• [Dataset content]:
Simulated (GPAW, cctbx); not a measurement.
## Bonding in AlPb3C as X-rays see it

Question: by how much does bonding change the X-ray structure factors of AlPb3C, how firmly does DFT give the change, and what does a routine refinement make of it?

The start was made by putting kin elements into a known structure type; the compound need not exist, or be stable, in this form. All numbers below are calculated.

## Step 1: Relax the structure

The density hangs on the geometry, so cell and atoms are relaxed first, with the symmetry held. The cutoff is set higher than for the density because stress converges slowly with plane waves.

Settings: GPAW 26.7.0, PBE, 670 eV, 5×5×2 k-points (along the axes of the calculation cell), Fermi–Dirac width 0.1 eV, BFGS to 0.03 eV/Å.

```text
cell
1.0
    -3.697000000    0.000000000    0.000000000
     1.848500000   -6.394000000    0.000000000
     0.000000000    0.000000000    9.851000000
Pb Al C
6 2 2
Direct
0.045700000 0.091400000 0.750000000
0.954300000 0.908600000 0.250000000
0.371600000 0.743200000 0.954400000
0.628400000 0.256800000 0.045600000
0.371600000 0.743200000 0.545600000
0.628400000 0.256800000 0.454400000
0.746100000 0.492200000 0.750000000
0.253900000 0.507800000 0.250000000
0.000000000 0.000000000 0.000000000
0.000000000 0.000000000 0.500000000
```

• [Requirement]:
Reproduce the full block of data exactly, omitting nothing.

• [Response box]:
Simulated (GPAW, cctbx); not a measurement.
## Bonding in AlPb3C as X-rays see it

Question: by how much does bonding change the X-ray structure factors of AlPb3C, how firmly does DFT give the change, and what does a routine refinement make of it?

The start was made by putting kin elements into a known structure type; the compound need not exist, or be stable, in this form. All numbers below are calculated.

## Step 1: Relax the structure

The density hangs on the geometry, so cell and atoms are relaxed first, with the symmetry held. The cutoff is set higher than for the density because stress converges slowly with plane waves.

Settings: GPAW 26.7.0, PBE, 670 eV, 5×5×2 k-points (along the axes of the calculation cell), Fermi–Dirac width 0.1 eV, BFGS to 0.03 eV/Å.

```text
cell
1.0
    -3.697000000    0.000000000    0.000000000
     1.848500000   -6.394000000    0.000000000
     0.000000000    0.000000000    9.851000000
Pb Al C
6 2 2
Direct
0.045700000 0.091400000 0.750000000
0.954300000 0.908600000 0.250000000
0.371600000 0.743200000 0.954400000
0.628400000 0.256800000 0.045600000
0.371600000 0.743200000 0.545600000
0.628400000 0.256800000 0.454400000
0.746100000 0.492200000 0.750000000
0.253900000 0.507800000 0.250000000
0.000000000 0.000000000 0.000000000
0.000000000 0.000000000 0.500000000
```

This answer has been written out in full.